ASSIGNED TASK:
Copy the lines exactly as they appear, starting with the first line of the records and ending with the line that contains "Alike in both".

Content starts
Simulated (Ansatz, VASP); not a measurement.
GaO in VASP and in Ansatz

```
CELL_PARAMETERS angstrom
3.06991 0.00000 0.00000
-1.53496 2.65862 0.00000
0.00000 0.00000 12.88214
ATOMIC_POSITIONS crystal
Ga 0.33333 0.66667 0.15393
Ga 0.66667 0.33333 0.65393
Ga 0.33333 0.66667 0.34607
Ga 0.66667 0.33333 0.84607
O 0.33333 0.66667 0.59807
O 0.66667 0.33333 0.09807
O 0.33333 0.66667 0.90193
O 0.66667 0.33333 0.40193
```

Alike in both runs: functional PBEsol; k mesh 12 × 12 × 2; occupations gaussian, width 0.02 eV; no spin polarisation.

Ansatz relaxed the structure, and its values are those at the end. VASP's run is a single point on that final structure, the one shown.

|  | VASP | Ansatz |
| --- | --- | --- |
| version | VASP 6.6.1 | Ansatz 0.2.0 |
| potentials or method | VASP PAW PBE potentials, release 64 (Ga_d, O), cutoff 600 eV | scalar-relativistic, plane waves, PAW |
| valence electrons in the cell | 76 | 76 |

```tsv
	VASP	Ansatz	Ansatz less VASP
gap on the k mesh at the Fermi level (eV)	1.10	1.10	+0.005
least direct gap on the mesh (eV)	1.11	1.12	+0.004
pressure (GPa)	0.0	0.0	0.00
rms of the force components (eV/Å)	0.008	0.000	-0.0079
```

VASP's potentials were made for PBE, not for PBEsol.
Content ends

REPLY:
Simulated (Ansatz, VASP); not a measurement.
GaO in VASP and in Ansatz

```
CELL_PARAMETERS angstrom
3.06991 0.00000 0.00000
-1.53496 2.65862 0.00000
0.00000 0.00000 12.88214
ATOMIC_POSITIONS crystal
Ga 0.33333 0.66667 0.15393
Ga 0.66667 0.33333 0.65393
Ga 0.33333 0.66667 0.34607
Ga 0.66667 0.33333 0.84607
O 0.33333 0.66667 0.59807
O 0.66667 0.33333 0.09807
O 0.33333 0.66667 0.90193
O 0.66667 0.33333 0.40193
```

Alike in both runs: functional PBEsol; k mesh 12 × 12 × 2; occupations gaussian, width 0.02 eV; no spin polarisation.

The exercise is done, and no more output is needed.